Assignment:
The answer must consist of the entire listing, repeated exactly.

Material supplied:

------------------------------------

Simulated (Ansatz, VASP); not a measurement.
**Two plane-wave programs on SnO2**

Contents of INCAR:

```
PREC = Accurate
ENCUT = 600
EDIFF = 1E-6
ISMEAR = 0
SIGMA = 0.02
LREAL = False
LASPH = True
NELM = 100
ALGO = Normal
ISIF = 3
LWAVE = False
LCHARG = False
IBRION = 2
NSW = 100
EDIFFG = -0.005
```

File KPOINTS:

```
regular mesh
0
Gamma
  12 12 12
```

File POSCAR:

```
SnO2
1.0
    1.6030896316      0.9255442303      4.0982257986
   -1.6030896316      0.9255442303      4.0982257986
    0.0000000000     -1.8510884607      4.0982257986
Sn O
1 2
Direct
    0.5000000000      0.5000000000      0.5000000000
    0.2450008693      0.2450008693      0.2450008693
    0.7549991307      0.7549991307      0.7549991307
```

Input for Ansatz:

------------------------------------

Solution:
Simulated (Ansatz, VASP); not a measurement.
**Two plane-wave programs on SnO2**

Contents of INCAR:

```
PREC = Accurate
ENCUT = 600
EDIFF = 1E-6
ISMEAR = 0
SIGMA = 0.02
LREAL = False
LASPH = True
NELM = 100
ALGO = Normal
ISIF = 3
LWAVE = False
LCHARG = False
IBRION = 2
NSW = 100
EDIFFG = -0.005
```

File KPOINTS:

```
regular mesh
0
Gamma
  12 12 12
```

File POSCAR:

```
SnO2
1.0
    1.6030896316      0.9255442303      4.0982257986
   -1.6030896316      0.9255442303      4.0982257986
    0.0000000000     -1.8510884607      4.0982257986
Sn O
1 2
Direct
    0.5000000000      0.5000000000      0.5000000000
    0.2450008693      0.2450008693      0.2450008693
    0.7549991307      0.7549991307      0.7549991307
```

Input for Ansatz:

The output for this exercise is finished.